**Information given:**
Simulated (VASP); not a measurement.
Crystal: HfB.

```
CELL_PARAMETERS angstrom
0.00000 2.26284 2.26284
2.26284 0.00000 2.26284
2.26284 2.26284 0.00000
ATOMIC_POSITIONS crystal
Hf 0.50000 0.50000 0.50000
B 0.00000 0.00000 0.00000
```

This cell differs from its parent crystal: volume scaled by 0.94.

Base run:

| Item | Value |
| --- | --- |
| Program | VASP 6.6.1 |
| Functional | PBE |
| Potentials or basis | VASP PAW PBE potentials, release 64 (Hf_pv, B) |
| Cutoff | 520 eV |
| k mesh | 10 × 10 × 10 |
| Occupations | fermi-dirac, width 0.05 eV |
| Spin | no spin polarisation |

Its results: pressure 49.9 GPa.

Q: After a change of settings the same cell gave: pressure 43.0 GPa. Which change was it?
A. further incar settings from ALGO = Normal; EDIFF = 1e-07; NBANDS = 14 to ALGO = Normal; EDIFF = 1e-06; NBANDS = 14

**Work instruction:**
Each record needs to be copied out again, letter for letter.

**Task output:**
Simulated (VASP); not a measurement.
Crystal: HfB.

```
CELL_PARAMETERS angstrom
0.00000 2.26284 2.26284
2.26284 0.00000 2.26284
2.26284 2.26284 0.00000
ATOMIC_POSITIONS crystal
Hf 0.50000 0.50000 0.50000
B 0.00000 0.00000 0.00000
```

This cell differs from its parent crystal: volume scaled by 0.94.

Base run:

| Item | Value |
| --- | --- |
| Program | VASP 6.6.1 |
| Functional | PBE |
| Potentials or basis | VASP PAW PBE potentials, release 64 (Hf_pv, B) |
| Cutoff | 520 eV |
| k mesh | 10 × 10 × 10 |
| Occupations | fermi-dirac, width 0.05 eV |
| Spin | no spin polarisation |

Its results: pressure 49.9 GPa.

Q: After a change of settings the same cell gave: pressure 43.0 GPa. Which change was it?
A. further incar settings from ALGO = Normal; EDIFF = 1e-07; NBANDS = 14 to ALGO = Normal; EDIFF = 1e-06; NBANDS = 14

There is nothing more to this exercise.